▼▼▼

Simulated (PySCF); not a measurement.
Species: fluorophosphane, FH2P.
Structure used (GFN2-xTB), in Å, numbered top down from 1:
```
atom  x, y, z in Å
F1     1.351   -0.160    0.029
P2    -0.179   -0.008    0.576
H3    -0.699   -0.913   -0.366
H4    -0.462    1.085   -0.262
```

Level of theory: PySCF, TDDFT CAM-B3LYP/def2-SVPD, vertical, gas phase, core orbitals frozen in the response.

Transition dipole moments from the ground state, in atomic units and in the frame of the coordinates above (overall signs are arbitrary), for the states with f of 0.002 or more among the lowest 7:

▲▲▲

◆ **Exercise**
Every entry that appears above should be duplicated exactly.

◆ **Response area**
Simulated (PySCF); not a measurement.
Species: fluorophosphane, FH2P.
Structure used (GFN2-xTB), in Å, numbered top down from 1:
```
atom  x, y, z in Å
F1     1.351   -0.160    0.029
P2    -0.179   -0.008    0.576
H3    -0.699   -0.913   -0.366
H4    -0.462    1.085   -0.262
```

Level of theory: PySCF, TDDFT CAM-B3LYP/def2-SVPD, vertical, gas phase, core orbitals frozen in the response.

Transition dipole moments from the ground state, in atomic units and in the frame of the coordinates above (overall signs are arbitrary), for the states with f of 0.002 or more among the lowest 7:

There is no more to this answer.